Information provided:
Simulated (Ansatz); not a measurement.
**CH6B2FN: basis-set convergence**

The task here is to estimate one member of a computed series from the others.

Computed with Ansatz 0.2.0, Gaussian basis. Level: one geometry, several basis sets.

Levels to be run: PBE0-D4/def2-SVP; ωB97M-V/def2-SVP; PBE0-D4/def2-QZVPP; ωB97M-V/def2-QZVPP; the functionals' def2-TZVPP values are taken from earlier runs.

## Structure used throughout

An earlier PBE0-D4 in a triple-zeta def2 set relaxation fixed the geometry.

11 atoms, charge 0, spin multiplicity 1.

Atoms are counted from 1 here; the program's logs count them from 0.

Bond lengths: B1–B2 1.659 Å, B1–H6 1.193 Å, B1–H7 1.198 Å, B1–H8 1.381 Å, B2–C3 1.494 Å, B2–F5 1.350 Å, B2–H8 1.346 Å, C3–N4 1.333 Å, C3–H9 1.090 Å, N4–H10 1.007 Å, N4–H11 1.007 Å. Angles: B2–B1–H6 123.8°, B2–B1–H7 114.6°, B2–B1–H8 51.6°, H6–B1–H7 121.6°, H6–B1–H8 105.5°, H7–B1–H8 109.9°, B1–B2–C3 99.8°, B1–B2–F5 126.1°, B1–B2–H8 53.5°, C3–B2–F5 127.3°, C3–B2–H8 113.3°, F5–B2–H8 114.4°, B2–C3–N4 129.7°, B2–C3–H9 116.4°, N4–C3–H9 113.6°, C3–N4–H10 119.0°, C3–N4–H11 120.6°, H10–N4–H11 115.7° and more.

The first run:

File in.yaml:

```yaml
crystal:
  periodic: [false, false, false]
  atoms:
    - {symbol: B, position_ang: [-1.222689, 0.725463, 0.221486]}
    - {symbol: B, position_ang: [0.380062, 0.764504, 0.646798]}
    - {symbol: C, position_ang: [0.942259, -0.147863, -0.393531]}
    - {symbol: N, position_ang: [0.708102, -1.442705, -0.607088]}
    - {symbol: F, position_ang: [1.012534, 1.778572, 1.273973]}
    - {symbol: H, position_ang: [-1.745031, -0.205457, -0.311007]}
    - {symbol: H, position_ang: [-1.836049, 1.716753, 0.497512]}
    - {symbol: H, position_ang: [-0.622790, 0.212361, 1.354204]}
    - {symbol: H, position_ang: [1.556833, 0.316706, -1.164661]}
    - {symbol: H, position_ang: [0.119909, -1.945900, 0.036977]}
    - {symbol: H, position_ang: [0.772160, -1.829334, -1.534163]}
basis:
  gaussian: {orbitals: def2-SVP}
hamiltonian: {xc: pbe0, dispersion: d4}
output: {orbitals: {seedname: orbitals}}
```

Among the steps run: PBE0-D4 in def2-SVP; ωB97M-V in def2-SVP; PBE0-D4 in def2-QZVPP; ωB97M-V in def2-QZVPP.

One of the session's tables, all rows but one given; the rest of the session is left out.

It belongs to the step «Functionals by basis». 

Brief: Only the lines from the start of the material through the line bearing "11 atoms, charge 0, spin multiplicity 1." are needed, restated exactly, with both end lines included.

Problem solution:
Simulated (Ansatz); not a measurement.
**CH6B2FN: basis-set convergence**

The task here is to estimate one member of a computed series from the others.

Computed with Ansatz 0.2.0, Gaussian basis. Level: one geometry, several basis sets.

Levels to be run: PBE0-D4/def2-SVP; ωB97M-V/def2-SVP; PBE0-D4/def2-QZVPP; ωB97M-V/def2-QZVPP; the functionals' def2-TZVPP values are taken from earlier runs.

## Structure used throughout

An earlier PBE0-D4 in a triple-zeta def2 set relaxation fixed the geometry.

11 atoms, charge 0, spin multiplicity 1.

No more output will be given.